▸ WORK ORDER
From the first line onward, reproduce the records exactly; the final line to include is the one holding "# Ir8O13: what the fields show".

▸ RAW DATA
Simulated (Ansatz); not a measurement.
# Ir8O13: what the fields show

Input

▸ EXERCISE SOLUTION
Simulated (Ansatz); not a measurement.
# Ir8O13: what the fields show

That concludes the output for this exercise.